□ □ □ □

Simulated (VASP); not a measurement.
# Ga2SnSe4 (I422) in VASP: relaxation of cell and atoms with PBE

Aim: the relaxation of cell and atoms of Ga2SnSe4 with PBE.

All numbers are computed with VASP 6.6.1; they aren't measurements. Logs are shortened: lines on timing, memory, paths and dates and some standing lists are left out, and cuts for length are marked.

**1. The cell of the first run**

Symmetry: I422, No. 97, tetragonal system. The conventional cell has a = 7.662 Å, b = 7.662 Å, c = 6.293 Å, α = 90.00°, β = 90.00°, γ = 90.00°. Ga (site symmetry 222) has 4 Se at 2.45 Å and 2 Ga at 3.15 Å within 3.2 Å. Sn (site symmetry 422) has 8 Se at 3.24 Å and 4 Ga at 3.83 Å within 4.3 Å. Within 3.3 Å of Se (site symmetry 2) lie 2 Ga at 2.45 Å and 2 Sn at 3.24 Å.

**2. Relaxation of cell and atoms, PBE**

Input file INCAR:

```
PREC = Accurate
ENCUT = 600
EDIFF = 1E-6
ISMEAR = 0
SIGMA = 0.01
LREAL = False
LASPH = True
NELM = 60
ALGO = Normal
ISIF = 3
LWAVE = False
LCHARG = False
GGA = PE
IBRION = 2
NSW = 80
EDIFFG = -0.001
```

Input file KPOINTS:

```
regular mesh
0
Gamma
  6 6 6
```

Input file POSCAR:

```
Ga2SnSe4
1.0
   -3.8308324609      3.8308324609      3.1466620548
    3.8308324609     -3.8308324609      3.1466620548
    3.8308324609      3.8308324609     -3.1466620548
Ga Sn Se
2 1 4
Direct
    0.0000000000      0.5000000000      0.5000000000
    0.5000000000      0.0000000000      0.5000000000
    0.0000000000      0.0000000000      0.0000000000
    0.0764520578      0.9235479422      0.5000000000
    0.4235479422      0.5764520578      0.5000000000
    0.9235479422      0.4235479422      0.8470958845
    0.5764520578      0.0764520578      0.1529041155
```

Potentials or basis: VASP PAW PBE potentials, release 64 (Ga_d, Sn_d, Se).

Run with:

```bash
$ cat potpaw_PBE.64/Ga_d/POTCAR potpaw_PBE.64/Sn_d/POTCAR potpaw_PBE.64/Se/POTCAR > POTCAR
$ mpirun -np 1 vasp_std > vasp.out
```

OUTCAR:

□ □ □ □

Retype the first line of the entries and every line after it, please, through the line that contains "Aim: the relaxation". Add nothing.

Exercise answer.
Simulated (VASP); not a measurement.
# Ga2SnSe4 (I422) in VASP: relaxation of cell and atoms with PBE

Aim: the relaxation of cell and atoms of Ga2SnSe4 with PBE.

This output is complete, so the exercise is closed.